What is needed is an exact retyping of the records below, from the first line through the line that contains "These are equilibrium".

====== INFORMATION GIVEN

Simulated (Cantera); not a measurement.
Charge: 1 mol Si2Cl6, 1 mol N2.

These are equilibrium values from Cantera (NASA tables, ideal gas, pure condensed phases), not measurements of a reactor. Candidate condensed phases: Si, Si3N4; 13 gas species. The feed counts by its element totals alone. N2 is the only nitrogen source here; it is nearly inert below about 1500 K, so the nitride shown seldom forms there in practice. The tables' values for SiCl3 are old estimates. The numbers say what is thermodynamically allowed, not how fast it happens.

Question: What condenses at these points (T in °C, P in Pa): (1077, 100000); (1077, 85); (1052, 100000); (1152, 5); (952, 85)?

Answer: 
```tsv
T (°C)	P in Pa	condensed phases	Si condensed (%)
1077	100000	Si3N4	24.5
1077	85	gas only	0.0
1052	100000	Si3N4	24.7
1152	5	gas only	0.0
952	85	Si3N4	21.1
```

============

● WRITTEN REPLY
Simulated (Cantera); not a measurement.
Charge: 1 mol Si2Cl6, 1 mol N2.

These are equilibrium values from Cantera (NASA tables, ideal gas, pure condensed phases), not measurements of a reactor. Candidate condensed phases: Si, Si3N4; 13 gas species. The feed counts by its element totals alone. N2 is the only nitrogen source here; it is nearly inert below about 1500 K, so the nitride shown seldom forms there in practice. The tables' values for SiCl3 are old estimates. The numbers say what is thermodynamically allowed, not how fast it happens.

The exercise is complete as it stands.